● **Recorded information**
■ ■ ■ ■ ■

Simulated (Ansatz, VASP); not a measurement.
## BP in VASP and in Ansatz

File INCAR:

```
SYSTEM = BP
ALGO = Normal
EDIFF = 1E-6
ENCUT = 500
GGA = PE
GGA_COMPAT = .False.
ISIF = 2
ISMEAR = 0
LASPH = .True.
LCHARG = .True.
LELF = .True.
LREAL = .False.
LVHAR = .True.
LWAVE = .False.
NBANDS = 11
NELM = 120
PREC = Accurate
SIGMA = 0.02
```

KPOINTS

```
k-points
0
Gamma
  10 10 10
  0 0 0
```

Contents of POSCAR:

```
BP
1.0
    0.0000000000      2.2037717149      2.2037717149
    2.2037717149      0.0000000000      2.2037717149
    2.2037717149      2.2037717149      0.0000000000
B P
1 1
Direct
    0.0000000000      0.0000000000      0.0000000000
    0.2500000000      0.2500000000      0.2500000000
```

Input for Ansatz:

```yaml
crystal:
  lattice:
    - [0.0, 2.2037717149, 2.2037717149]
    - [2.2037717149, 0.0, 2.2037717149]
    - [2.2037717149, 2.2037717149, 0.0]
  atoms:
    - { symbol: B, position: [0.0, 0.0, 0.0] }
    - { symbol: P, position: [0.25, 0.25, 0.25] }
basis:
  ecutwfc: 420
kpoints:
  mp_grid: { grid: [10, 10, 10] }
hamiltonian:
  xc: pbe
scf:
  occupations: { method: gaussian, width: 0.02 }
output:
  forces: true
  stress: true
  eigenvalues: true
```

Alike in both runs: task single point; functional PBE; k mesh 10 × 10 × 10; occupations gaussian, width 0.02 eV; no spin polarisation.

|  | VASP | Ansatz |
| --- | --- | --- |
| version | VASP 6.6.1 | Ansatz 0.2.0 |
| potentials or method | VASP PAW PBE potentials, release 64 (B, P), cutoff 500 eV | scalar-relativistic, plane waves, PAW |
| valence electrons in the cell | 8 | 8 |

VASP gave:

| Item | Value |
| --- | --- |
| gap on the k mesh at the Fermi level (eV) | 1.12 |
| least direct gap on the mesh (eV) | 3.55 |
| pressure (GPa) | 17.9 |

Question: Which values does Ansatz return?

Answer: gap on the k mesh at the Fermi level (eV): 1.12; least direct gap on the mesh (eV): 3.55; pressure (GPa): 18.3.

■ ■ ■ ■ ■

● **Requirement**
The answer is the lines above between the line holding "Alike in both" and the line holding "Item | Value |", inclusive, each written out exactly, and no others.

● **Problem solution**
Alike in both runs: task single point; functional PBE; k mesh 10 × 10 × 10; occupations gaussian, width 0.02 eV; no spin polarisation.

|  | VASP | Ansatz |
| --- | --- | --- |
| version | VASP 6.6.1 | Ansatz 0.2.0 |
| potentials or method | VASP PAW PBE potentials, release 64 (B, P), cutoff 500 eV | scalar-relativistic, plane waves, PAW |
| valence electrons in the cell | 8 | 8 |

VASP gave:

| Item | Value |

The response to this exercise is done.